======== Data ========
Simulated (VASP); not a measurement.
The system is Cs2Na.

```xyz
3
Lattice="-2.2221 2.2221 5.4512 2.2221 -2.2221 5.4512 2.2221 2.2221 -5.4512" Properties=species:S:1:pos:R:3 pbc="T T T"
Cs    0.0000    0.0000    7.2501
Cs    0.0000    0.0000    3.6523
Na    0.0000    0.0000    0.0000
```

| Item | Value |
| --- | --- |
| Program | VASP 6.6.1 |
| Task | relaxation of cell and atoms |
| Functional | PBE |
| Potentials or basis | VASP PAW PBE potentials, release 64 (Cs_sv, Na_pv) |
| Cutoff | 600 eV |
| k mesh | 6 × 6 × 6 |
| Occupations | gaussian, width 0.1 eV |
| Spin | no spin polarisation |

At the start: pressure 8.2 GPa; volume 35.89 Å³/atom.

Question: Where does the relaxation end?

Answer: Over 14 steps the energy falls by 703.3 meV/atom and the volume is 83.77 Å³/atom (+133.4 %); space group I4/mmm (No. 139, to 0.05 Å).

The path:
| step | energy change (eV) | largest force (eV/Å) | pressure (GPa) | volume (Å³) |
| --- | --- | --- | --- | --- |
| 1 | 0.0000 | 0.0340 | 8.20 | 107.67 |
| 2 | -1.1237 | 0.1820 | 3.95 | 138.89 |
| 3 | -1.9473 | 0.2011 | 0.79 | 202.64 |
========

Requirement
Every entry, from the first line to the last, should be retyped exactly.

Your solution
Simulated (VASP); not a measurement.
The system is Cs2Na.

```xyz
3
Lattice="-2.2221 2.2221 5.4512 2.2221 -2.2221 5.4512 2.2221 2.2221 -5.4512" Properties=species:S:1:pos:R:3 pbc="T T T"
Cs    0.0000    0.0000    7.2501
Cs    0.0000    0.0000    3.6523
Na    0.0000    0.0000    0.0000
```

| Item | Value |
| --- | --- |
| Program | VASP 6.6.1 |
| Task | relaxation of cell and atoms |
| Functional | PBE |
| Potentials or basis | VASP PAW PBE potentials, release 64 (Cs_sv, Na_pv) |
| Cutoff | 600 eV |
| k mesh | 6 × 6 × 6 |
| Occupations | gaussian, width 0.1 eV |
| Spin | no spin polarisation |

At the start: pressure 8.2 GPa; volume 35.89 Å³/atom.

Question: Where does the relaxation end?

Answer: Over 14 steps the energy falls by 703.3 meV/atom and the volume is 83.77 Å³/atom (+133.4 %); space group I4/mmm (No. 139, to 0.05 Å).

The path:
| step | energy change (eV) | largest force (eV/Å) | pressure (GPa) | volume (Å³) |
| --- | --- | --- | --- | --- |
| 1 | 0.0000 | 0.0340 | 8.20 | 107.67 |
| 2 | -1.1237 | 0.1820 | 3.95 | 138.89 |
| 3 | -1.9473 | 0.2011 | 0.79 | 202.64 |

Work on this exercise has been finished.